REQUIREMENT:
Among the entries that follow, the required portion opens with the line containing "Ansatz relaxed the" and closes with the line containing "Ansatz 0.2.0 |". Give that portion again exactly, and nothing else.

INFORMATION SHOWN:
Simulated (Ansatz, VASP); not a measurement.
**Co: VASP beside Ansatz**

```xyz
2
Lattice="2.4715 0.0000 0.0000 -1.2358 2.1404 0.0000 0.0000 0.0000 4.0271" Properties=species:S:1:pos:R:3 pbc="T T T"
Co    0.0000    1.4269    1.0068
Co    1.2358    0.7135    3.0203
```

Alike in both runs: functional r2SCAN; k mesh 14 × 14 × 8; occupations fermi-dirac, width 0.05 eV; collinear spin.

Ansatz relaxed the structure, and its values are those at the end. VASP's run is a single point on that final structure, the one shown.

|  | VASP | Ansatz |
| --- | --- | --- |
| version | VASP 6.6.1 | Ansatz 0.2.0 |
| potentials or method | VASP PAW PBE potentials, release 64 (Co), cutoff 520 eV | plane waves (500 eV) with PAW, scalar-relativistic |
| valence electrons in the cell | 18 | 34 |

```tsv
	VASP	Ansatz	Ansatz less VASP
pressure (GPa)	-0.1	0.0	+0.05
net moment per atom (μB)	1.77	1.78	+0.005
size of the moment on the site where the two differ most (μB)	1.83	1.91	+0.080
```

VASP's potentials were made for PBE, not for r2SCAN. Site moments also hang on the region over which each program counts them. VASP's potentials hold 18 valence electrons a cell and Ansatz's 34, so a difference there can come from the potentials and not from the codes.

EXERCISE OUTPUT:
Ansatz relaxed the structure, and its values are those at the end. VASP's run is a single point on that final structure, the one shown.

|  | VASP | Ansatz |
| --- | --- | --- |
| version | VASP 6.6.1 | Ansatz 0.2.0 |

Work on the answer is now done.